- Available data
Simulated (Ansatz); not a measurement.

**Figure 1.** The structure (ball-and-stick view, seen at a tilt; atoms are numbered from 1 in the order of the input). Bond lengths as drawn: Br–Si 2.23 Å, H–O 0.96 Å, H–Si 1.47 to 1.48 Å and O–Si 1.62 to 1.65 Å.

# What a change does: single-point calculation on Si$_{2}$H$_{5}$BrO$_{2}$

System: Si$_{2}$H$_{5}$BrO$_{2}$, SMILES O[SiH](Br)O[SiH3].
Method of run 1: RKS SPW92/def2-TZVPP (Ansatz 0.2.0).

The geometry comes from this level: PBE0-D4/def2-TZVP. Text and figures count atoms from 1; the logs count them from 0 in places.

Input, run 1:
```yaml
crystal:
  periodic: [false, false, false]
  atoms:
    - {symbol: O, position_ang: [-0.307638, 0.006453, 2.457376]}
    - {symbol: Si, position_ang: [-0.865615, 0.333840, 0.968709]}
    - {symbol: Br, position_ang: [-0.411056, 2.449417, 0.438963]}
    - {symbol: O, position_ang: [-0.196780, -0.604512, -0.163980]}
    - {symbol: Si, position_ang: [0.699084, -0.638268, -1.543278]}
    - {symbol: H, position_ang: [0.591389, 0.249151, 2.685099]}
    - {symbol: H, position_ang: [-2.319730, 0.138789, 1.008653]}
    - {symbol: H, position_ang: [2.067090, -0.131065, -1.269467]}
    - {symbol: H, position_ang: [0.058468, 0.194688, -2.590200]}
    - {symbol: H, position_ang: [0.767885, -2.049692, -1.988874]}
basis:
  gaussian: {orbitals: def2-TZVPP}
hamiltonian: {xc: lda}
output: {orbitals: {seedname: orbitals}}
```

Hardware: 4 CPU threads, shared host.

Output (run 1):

- Exercise
Nothing beyond the lines from the start of the entries through the line with "Hardware: 4 CPU threads, shared host." should appear. Repeat those lines exactly, both ends included.

- Response box
Simulated (Ansatz); not a measurement.

**Figure 1.** The structure (ball-and-stick view, seen at a tilt; atoms are numbered from 1 in the order of the input). Bond lengths as drawn: Br–Si 2.23 Å, H–O 0.96 Å, H–Si 1.47 to 1.48 Å and O–Si 1.62 to 1.65 Å.

# What a change does: single-point calculation on Si$_{2}$H$_{5}$BrO$_{2}$

System: Si$_{2}$H$_{5}$BrO$_{2}$, SMILES O[SiH](Br)O[SiH3].
Method of run 1: RKS SPW92/def2-TZVPP (Ansatz 0.2.0).

The geometry comes from this level: PBE0-D4/def2-TZVP. Text and figures count atoms from 1; the logs count them from 0 in places.

Input, run 1:
```yaml
crystal:
  periodic: [false, false, false]
  atoms:
    - {symbol: O, position_ang: [-0.307638, 0.006453, 2.457376]}
    - {symbol: Si, position_ang: [-0.865615, 0.333840, 0.968709]}
    - {symbol: Br, position_ang: [-0.411056, 2.449417, 0.438963]}
    - {symbol: O, position_ang: [-0.196780, -0.604512, -0.163980]}
    - {symbol: Si, position_ang: [0.699084, -0.638268, -1.543278]}
    - {symbol: H, position_ang: [0.591389, 0.249151, 2.685099]}
    - {symbol: H, position_ang: [-2.319730, 0.138789, 1.008653]}
    - {symbol: H, position_ang: [2.067090, -0.131065, -1.269467]}
    - {symbol: H, position_ang: [0.058468, 0.194688, -2.590200]}
    - {symbol: H, position_ang: [0.767885, -2.049692, -1.988874]}
basis:
  gaussian: {orbitals: def2-TZVPP}
hamiltonian: {xc: lda}
output: {orbitals: {seedname: orbitals}}
```

Hardware: 4 CPU threads, shared host.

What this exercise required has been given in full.